Repeat nothing but the lines below running from the one containing "It takes space" to the one containing "### Step 2. Relaxation". Keep both end lines.

==== Information shown

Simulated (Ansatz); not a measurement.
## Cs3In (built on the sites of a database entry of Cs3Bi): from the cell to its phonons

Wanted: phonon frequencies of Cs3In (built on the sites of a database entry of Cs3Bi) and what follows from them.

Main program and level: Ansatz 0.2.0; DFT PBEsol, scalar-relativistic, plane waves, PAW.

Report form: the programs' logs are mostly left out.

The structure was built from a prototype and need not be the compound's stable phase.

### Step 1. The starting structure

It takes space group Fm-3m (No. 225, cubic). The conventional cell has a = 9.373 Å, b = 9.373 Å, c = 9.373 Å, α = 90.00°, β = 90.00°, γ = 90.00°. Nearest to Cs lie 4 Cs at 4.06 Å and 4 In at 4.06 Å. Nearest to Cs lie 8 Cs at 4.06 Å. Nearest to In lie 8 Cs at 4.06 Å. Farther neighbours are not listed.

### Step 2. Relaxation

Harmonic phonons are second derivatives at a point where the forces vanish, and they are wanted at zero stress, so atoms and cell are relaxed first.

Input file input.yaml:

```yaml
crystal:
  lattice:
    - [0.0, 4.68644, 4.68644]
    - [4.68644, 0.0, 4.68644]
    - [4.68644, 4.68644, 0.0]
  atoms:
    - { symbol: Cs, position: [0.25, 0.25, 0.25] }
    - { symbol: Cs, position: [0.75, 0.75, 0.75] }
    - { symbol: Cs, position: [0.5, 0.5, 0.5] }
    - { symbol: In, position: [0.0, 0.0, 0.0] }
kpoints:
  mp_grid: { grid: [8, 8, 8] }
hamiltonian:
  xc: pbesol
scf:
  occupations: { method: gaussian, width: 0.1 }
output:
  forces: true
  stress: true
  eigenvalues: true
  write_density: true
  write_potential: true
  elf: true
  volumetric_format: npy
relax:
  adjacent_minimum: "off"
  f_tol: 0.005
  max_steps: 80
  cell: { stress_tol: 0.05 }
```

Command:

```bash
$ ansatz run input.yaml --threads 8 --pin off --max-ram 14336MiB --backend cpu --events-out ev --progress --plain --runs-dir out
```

========

**Written answer:**
It takes space group Fm-3m (No. 225, cubic). The conventional cell has a = 9.373 Å, b = 9.373 Å, c = 9.373 Å, α = 90.00°, β = 90.00°, γ = 90.00°. Nearest to Cs lie 4 Cs at 4.06 Å and 4 In at 4.06 Å. Nearest to Cs lie 8 Cs at 4.06 Å. Nearest to In lie 8 Cs at 4.06 Å. Farther neighbours are not listed.

### Step 2. Relaxation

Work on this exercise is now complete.